# WORK TASK:
The data shown below should all be retyped exactly.

# GIVEN DATA:
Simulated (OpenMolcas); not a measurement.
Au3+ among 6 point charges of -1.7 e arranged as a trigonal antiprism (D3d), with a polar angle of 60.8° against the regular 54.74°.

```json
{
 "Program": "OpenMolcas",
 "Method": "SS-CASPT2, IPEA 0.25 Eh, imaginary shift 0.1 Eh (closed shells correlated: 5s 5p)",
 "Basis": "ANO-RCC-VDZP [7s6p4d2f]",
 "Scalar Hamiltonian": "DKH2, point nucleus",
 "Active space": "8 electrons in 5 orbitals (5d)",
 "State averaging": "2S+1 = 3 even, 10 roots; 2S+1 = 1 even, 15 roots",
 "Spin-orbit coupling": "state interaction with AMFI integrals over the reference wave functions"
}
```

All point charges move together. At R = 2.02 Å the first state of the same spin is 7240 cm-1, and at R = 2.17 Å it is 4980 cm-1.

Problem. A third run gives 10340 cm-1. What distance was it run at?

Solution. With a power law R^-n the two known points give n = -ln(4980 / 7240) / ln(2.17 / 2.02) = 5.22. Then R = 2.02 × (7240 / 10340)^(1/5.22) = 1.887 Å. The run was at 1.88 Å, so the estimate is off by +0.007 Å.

# TASK OUTPUT:
Simulated (OpenMolcas); not a measurement.
Au3+ among 6 point charges of -1.7 e arranged as a trigonal antiprism (D3d), with a polar angle of 60.8° against the regular 54.74°.

```json
{
 "Program": "OpenMolcas",
 "Method": "SS-CASPT2, IPEA 0.25 Eh, imaginary shift 0.1 Eh (closed shells correlated: 5s 5p)",
 "Basis": "ANO-RCC-VDZP [7s6p4d2f]",
 "Scalar Hamiltonian": "DKH2, point nucleus",
 "Active space": "8 electrons in 5 orbitals (5d)",
 "State averaging": "2S+1 = 3 even, 10 roots; 2S+1 = 1 even, 15 roots",
 "Spin-orbit coupling": "state interaction with AMFI integrals over the reference wave functions"
}
```

All point charges move together. At R = 2.02 Å the first state of the same spin is 7240 cm-1, and at R = 2.17 Å it is 4980 cm-1.

Problem. A third run gives 10340 cm-1. What distance was it run at?

Solution. With a power law R^-n the two known points give n = -ln(4980 / 7240) / ln(2.17 / 2.02) = 5.22. Then R = 2.02 × (7240 / 10340)^(1/5.22) = 1.887 Å. The run was at 1.88 Å, so the estimate is off by +0.007 Å.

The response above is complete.